**STORED DATA:**
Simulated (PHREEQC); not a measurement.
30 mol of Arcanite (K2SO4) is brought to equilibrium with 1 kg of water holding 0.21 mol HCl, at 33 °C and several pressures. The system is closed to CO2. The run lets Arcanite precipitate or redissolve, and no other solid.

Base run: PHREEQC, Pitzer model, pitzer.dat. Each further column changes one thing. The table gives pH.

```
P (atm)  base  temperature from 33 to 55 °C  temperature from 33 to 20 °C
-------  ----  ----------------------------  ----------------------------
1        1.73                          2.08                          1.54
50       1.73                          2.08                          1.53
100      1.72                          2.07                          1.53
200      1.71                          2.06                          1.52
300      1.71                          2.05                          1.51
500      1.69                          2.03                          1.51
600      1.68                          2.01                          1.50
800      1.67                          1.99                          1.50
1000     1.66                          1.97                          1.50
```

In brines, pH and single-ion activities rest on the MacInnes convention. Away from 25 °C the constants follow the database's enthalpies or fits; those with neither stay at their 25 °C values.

**WORK REQUEST:** Could you return all the data above exactly as it appears?

**EXPECTED ANSWER:**
Simulated (PHREEQC); not a measurement.
30 mol of Arcanite (K2SO4) is brought to equilibrium with 1 kg of water holding 0.21 mol HCl, at 33 °C and several pressures. The system is closed to CO2. The run lets Arcanite precipitate or redissolve, and no other solid.

Base run: PHREEQC, Pitzer model, pitzer.dat. Each further column changes one thing. The table gives pH.

```
P (atm)  base  temperature from 33 to 55 °C  temperature from 33 to 20 °C
-------  ----  ----------------------------  ----------------------------
1        1.73                          2.08                          1.54
50       1.73                          2.08                          1.53
100      1.72                          2.07                          1.53
200      1.71                          2.06                          1.52
300      1.71                          2.05                          1.51
500      1.69                          2.03                          1.51
600      1.68                          2.01                          1.50
800      1.67                          1.99                          1.50
1000     1.66                          1.97                          1.50
```

In brines, pH and single-ion activities rest on the MacInnes convention. Away from 25 °C the constants follow the database's enthalpies or fits; those with neither stay at their 25 °C values.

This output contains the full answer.